| Work instruction |
Copy out the data so that nothing differs from the original.

*** Opening Supplied data ***

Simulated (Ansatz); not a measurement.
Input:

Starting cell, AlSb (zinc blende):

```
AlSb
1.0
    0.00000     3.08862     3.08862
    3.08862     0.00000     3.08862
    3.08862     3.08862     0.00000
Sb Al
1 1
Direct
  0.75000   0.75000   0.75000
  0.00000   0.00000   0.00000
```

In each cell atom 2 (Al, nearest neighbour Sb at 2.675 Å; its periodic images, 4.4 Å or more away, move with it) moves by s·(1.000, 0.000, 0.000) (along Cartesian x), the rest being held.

*** Closing Supplied data ***

| Response box |
Simulated (Ansatz); not a measurement.
Input:

Starting cell, AlSb (zinc blende):

```
AlSb
1.0
    0.00000     3.08862     3.08862
    3.08862     0.00000     3.08862
    3.08862     3.08862     0.00000
Sb Al
1 1
Direct
  0.75000   0.75000   0.75000
  0.00000   0.00000   0.00000
```

In each cell atom 2 (Al, nearest neighbour Sb at 2.675 Å; its periodic images, 4.4 Å or more away, move with it) moves by s·(1.000, 0.000, 0.000) (along Cartesian x), the rest being held.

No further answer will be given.